## Action item
Restate every line of the material, word for word.

..........
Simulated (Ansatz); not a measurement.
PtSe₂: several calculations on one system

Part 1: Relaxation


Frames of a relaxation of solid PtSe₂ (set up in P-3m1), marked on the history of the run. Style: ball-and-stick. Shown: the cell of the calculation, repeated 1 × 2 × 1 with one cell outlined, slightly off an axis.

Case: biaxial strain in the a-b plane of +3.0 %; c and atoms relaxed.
..........

## Answer box
Simulated (Ansatz); not a measurement.
PtSe₂: several calculations on one system

Part 1: Relaxation


Frames of a relaxation of solid PtSe₂ (set up in P-3m1), marked on the history of the run. Style: ball-and-stick. Shown: the cell of the calculation, repeated 1 × 2 × 1 with one cell outlined, slightly off an axis.

Case: biaxial strain in the a-b plane of +3.0 %; c and atoms relaxed.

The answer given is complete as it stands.